#####

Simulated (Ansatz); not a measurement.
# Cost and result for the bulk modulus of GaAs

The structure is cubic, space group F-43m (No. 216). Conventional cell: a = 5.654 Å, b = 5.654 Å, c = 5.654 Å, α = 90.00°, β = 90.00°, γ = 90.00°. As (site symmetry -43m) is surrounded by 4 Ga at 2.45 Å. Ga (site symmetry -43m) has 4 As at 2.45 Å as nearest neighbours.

#####

• Assignment
Each line from the top of the records through the one with "# Cost and result" should be returned exactly. Leave out everything else.

• Answer section
Simulated (Ansatz); not a measurement.
# Cost and result for the bulk modulus of GaAs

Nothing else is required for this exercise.